◆ Work order
Whatever the records say, give every one of them again exactly.

◆ Listed entries
>>>>

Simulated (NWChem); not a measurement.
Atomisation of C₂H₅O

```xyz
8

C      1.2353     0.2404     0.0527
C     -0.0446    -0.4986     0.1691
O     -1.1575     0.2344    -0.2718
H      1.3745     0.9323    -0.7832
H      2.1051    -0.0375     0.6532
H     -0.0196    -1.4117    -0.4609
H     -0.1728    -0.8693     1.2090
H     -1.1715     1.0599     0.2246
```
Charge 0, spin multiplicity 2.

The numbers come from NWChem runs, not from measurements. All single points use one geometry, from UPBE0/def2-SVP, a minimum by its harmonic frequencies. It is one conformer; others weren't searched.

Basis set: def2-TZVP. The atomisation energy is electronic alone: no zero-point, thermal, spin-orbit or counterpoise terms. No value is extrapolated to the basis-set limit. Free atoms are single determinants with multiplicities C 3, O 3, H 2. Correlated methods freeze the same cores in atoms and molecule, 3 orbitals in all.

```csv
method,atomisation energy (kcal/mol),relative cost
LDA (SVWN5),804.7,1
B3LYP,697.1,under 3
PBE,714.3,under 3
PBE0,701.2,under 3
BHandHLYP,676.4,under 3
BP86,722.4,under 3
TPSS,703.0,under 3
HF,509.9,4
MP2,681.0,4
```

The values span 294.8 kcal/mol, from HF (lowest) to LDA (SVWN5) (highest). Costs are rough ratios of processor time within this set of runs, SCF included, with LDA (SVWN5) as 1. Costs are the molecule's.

<<<<

◆ Task answer
Simulated (NWChem); not a measurement.
Atomisation of C₂H₅O

```xyz
8

C      1.2353     0.2404     0.0527
C     -0.0446    -0.4986     0.1691
O     -1.1575     0.2344    -0.2718
H      1.3745     0.9323    -0.7832
H      2.1051    -0.0375     0.6532
H     -0.0196    -1.4117    -0.4609
H     -0.1728    -0.8693     1.2090
H     -1.1715     1.0599     0.2246
```
Charge 0, spin multiplicity 2.

The numbers come from NWChem runs, not from measurements. All single points use one geometry, from UPBE0/def2-SVP, a minimum by its harmonic frequencies. It is one conformer; others weren't searched.

Basis set: def2-TZVP. The atomisation energy is electronic alone: no zero-point, thermal, spin-orbit or counterpoise terms. No value is extrapolated to the basis-set limit. Free atoms are single determinants with multiplicities C 3, O 3, H 2. Correlated methods freeze the same cores in atoms and molecule, 3 orbitals in all.

```csv
method,atomisation energy (kcal/mol),relative cost
LDA (SVWN5),804.7,1
B3LYP,697.1,under 3
PBE,714.3,under 3
PBE0,701.2,under 3
BHandHLYP,676.4,under 3
BP86,722.4,under 3
TPSS,703.0,under 3
HF,509.9,4
MP2,681.0,4
```

The values span 294.8 kcal/mol, from HF (lowest) to LDA (SVWN5) (highest). Costs are rough ratios of processor time within this set of runs, SCF included, with LDA (SVWN5) as 1. Costs are the molecule's.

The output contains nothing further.